Set down a word-for-word copy of the data below, limited to the lines from the first through the line with "- 27, 14 Ry: 10.69".

*** Block opens ***

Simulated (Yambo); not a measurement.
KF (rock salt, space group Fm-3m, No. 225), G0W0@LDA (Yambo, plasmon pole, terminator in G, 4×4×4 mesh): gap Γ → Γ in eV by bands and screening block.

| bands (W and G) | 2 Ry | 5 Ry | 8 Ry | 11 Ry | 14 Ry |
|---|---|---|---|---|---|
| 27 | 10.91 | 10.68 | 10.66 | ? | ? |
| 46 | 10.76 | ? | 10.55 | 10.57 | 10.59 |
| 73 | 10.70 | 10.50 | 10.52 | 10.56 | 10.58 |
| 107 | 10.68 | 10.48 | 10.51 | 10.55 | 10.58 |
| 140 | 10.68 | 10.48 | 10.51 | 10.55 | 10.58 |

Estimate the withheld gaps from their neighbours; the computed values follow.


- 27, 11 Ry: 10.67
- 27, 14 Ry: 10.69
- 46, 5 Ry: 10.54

*** Block closes ***

### Exercise output
Simulated (Yambo); not a measurement.
KF (rock salt, space group Fm-3m, No. 225), G0W0@LDA (Yambo, plasmon pole, terminator in G, 4×4×4 mesh): gap Γ → Γ in eV by bands and screening block.

| bands (W and G) | 2 Ry | 5 Ry | 8 Ry | 11 Ry | 14 Ry |
|---|---|---|---|---|---|
| 27 | 10.91 | 10.68 | 10.66 | ? | ? |
| 46 | 10.76 | ? | 10.55 | 10.57 | 10.59 |
| 73 | 10.70 | 10.50 | 10.52 | 10.56 | 10.58 |
| 107 | 10.68 | 10.48 | 10.51 | 10.55 | 10.58 |
| 140 | 10.68 | 10.48 | 10.51 | 10.55 | 10.58 |

Estimate the withheld gaps from their neighbours; the computed values follow.


- 27, 11 Ry: 10.67
- 27, 14 Ry: 10.69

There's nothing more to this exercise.